[Data extract]
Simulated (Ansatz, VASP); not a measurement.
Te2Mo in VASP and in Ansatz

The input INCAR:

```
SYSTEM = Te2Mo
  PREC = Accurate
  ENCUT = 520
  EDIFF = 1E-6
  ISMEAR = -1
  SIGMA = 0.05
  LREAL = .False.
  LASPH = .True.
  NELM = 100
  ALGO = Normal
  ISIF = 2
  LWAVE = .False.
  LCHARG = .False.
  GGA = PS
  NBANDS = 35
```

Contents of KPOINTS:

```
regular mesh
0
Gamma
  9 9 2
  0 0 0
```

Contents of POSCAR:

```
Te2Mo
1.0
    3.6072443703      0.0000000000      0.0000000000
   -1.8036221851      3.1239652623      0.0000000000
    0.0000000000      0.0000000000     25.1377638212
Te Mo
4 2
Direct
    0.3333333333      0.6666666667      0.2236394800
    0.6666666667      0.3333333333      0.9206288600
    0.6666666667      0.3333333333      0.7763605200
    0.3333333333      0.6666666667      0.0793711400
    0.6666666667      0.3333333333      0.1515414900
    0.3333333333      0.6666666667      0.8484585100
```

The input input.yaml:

[Brief]
Would you write out the listing above exactly, in full?

[Your response]
Simulated (Ansatz, VASP); not a measurement.
Te2Mo in VASP and in Ansatz

The input INCAR:

```
SYSTEM = Te2Mo
  PREC = Accurate
  ENCUT = 520
  EDIFF = 1E-6
  ISMEAR = -1
  SIGMA = 0.05
  LREAL = .False.
  LASPH = .True.
  NELM = 100
  ALGO = Normal
  ISIF = 2
  LWAVE = .False.
  LCHARG = .False.
  GGA = PS
  NBANDS = 35
```

Contents of KPOINTS:

```
regular mesh
0
Gamma
  9 9 2
  0 0 0
```

Contents of POSCAR:

```
Te2Mo
1.0
    3.6072443703      0.0000000000      0.0000000000
   -1.8036221851      3.1239652623      0.0000000000
    0.0000000000      0.0000000000     25.1377638212
Te Mo
4 2
Direct
    0.3333333333      0.6666666667      0.2236394800
    0.6666666667      0.3333333333      0.9206288600
    0.6666666667      0.3333333333      0.7763605200
    0.3333333333      0.6666666667      0.0793711400
    0.6666666667      0.3333333333      0.1515414900
    0.3333333333      0.6666666667      0.8484585100
```

The input input.yaml:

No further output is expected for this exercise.